▶ [EXTRACTED INFORMATION]
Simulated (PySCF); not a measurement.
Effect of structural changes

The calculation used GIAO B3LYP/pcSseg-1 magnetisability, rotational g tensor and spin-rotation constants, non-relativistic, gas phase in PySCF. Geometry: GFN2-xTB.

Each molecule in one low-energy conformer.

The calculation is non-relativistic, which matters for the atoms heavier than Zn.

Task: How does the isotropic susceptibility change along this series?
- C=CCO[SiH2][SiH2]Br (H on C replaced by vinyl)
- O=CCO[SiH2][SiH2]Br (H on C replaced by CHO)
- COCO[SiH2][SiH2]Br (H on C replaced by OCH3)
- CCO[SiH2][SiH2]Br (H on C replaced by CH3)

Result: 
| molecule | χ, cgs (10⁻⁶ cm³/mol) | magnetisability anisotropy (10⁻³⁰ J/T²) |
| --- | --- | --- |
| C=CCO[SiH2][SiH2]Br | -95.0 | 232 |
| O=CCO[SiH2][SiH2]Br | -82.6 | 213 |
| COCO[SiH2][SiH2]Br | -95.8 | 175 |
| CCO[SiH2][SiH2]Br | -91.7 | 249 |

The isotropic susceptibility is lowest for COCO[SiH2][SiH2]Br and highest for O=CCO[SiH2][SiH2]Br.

▶ [WORK INSTRUCTION]
Word for word, quote the lines of the material from the first line through the line with "-91.7 | 249 |", both ends included.

▶ [WRITTEN RESPONSE]
Simulated (PySCF); not a measurement.
Effect of structural changes

The calculation used GIAO B3LYP/pcSseg-1 magnetisability, rotational g tensor and spin-rotation constants, non-relativistic, gas phase in PySCF. Geometry: GFN2-xTB.

Each molecule in one low-energy conformer.

The calculation is non-relativistic, which matters for the atoms heavier than Zn.

Task: How does the isotropic susceptibility change along this series?
- C=CCO[SiH2][SiH2]Br (H on C replaced by vinyl)
- O=CCO[SiH2][SiH2]Br (H on C replaced by CHO)
- COCO[SiH2][SiH2]Br (H on C replaced by OCH3)
- CCO[SiH2][SiH2]Br (H on C replaced by CH3)

Result: 
| molecule | χ, cgs (10⁻⁶ cm³/mol) | magnetisability anisotropy (10⁻³⁰ J/T²) |
| --- | --- | --- |
| C=CCO[SiH2][SiH2]Br | -95.0 | 232 |
| O=CCO[SiH2][SiH2]Br | -82.6 | 213 |
| COCO[SiH2][SiH2]Br | -95.8 | 175 |
| CCO[SiH2][SiH2]Br | -91.7 | 249 |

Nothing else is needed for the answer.